— BRIEF —
Read the data that follows. Then repeat it exactly.

━━━ EXERCISE DATA

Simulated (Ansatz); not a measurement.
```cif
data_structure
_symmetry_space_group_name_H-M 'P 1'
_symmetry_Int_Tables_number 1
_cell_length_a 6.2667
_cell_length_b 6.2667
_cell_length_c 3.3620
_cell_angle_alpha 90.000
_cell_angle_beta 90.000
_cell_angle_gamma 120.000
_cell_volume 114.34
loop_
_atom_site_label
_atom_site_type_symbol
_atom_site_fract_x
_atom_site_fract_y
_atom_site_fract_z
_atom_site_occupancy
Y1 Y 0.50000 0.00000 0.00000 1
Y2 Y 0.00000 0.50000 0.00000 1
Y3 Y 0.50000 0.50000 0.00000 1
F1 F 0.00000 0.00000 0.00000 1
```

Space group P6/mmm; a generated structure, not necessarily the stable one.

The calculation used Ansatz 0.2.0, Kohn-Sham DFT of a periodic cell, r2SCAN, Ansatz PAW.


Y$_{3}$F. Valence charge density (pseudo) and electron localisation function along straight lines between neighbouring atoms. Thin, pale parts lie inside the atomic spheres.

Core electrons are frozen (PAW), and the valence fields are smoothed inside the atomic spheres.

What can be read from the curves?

━━━━━━

— ANSWER SPACE —
Simulated (Ansatz); not a measurement.
```cif
data_structure
_symmetry_space_group_name_H-M 'P 1'
_symmetry_Int_Tables_number 1
_cell_length_a 6.2667
_cell_length_b 6.2667
_cell_length_c 3.3620
_cell_angle_alpha 90.000
_cell_angle_beta 90.000
_cell_angle_gamma 120.000
_cell_volume 114.34
loop_
_atom_site_label
_atom_site_type_symbol
_atom_site_fract_x
_atom_site_fract_y
_atom_site_fract_z
_atom_site_occupancy
Y1 Y 0.50000 0.00000 0.00000 1
Y2 Y 0.00000 0.50000 0.00000 1
Y3 Y 0.50000 0.50000 0.00000 1
F1 F 0.00000 0.00000 0.00000 1
```

Space group P6/mmm; a generated structure, not necessarily the stable one.

The calculation used Ansatz 0.2.0, Kohn-Sham DFT of a periodic cell, r2SCAN, Ansatz PAW.


Y$_{3}$F. Valence charge density (pseudo) and electron localisation function along straight lines between neighbouring atoms. Thin, pale parts lie inside the atomic spheres.

Core electrons are frozen (PAW), and the valence fields are smoothed inside the atomic spheres.

What can be read from the curves?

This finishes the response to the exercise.